- _Entries supplied_:
.....

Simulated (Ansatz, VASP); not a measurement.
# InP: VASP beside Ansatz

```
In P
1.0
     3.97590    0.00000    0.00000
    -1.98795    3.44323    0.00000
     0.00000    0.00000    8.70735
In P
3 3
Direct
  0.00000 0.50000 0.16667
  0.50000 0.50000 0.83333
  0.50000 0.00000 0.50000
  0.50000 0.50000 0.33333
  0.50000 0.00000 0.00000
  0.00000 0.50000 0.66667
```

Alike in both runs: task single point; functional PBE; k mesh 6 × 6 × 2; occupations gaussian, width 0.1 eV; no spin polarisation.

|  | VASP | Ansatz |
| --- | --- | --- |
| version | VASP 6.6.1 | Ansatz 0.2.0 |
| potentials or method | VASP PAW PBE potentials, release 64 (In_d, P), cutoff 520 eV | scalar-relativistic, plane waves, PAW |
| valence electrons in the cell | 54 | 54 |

.....

Give the entries again in full, exactly as they are written.

Simulated (Ansatz, VASP); not a measurement.
# InP: VASP beside Ansatz

```
In P
1.0
     3.97590    0.00000    0.00000
    -1.98795    3.44323    0.00000
     0.00000    0.00000    8.70735
In P
3 3
Direct
  0.00000 0.50000 0.16667
  0.50000 0.50000 0.83333
  0.50000 0.00000 0.50000
  0.50000 0.50000 0.33333
  0.50000 0.00000 0.00000
  0.00000 0.50000 0.66667
```

Alike in both runs: task single point; functional PBE; k mesh 6 × 6 × 2; occupations gaussian, width 0.1 eV; no spin polarisation.

|  | VASP | Ansatz |
| --- | --- | --- |
| version | VASP 6.6.1 | Ansatz 0.2.0 |
| potentials or method | VASP PAW PBE potentials, release 64 (In_d, P), cutoff 520 eV | scalar-relativistic, plane waves, PAW |
| valence electrons in the cell | 54 | 54 |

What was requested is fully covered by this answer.